*ASSIGNMENT*
Copy out all of the entries exactly as they appear.

-------- GIVEN RECORDS --------

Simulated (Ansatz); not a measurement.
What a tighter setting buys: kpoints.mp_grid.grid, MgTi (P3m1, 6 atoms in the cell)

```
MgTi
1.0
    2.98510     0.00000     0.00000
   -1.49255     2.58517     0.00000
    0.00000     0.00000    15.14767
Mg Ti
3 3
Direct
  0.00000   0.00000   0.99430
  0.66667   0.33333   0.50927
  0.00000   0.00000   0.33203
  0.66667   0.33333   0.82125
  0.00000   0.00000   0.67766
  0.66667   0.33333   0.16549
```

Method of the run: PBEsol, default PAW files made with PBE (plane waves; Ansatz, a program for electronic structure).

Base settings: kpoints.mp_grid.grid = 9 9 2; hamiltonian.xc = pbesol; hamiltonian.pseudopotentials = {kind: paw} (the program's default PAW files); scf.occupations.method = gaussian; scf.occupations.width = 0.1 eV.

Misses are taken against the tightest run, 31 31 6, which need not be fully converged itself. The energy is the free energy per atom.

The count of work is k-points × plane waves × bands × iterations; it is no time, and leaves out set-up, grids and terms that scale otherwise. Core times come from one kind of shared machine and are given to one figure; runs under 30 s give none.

--------

*WRITTEN REPLY*
Simulated (Ansatz); not a measurement.
What a tighter setting buys: kpoints.mp_grid.grid, MgTi (P3m1, 6 atoms in the cell)

```
MgTi
1.0
    2.98510     0.00000     0.00000
   -1.49255     2.58517     0.00000
    0.00000     0.00000    15.14767
Mg Ti
3 3
Direct
  0.00000   0.00000   0.99430
  0.66667   0.33333   0.50927
  0.00000   0.00000   0.33203
  0.66667   0.33333   0.82125
  0.00000   0.00000   0.67766
  0.66667   0.33333   0.16549
```

Method of the run: PBEsol, default PAW files made with PBE (plane waves; Ansatz, a program for electronic structure).

Base settings: kpoints.mp_grid.grid = 9 9 2; hamiltonian.xc = pbesol; hamiltonian.pseudopotentials = {kind: paw} (the program's default PAW files); scf.occupations.method = gaussian; scf.occupations.width = 0.1 eV.

Misses are taken against the tightest run, 31 31 6, which need not be fully converged itself. The energy is the free energy per atom.

The count of work is k-points × plane waves × bands × iterations; it is no time, and leaves out set-up, grids and terms that scale otherwise. Core times come from one kind of shared machine and are given to one figure; runs under 30 s give none.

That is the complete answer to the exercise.